* **Activity**
Write out the full listing below exactly as given.

* **Source data**
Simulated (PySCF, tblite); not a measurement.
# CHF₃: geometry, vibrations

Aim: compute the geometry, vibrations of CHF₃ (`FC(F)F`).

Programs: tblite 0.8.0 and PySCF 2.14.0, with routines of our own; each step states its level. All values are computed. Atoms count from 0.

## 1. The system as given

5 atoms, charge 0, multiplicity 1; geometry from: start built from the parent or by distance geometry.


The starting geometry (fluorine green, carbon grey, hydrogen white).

* **Reply**
Simulated (PySCF, tblite); not a measurement.
# CHF₃: geometry, vibrations

Aim: compute the geometry, vibrations of CHF₃ (`FC(F)F`).

Programs: tblite 0.8.0 and PySCF 2.14.0, with routines of our own; each step states its level. All values are computed. Atoms count from 0.

## 1. The system as given

5 atoms, charge 0, multiplicity 1; geometry from: start built from the parent or by distance geometry.


The starting geometry (fluorine green, carbon grey, hydrogen white).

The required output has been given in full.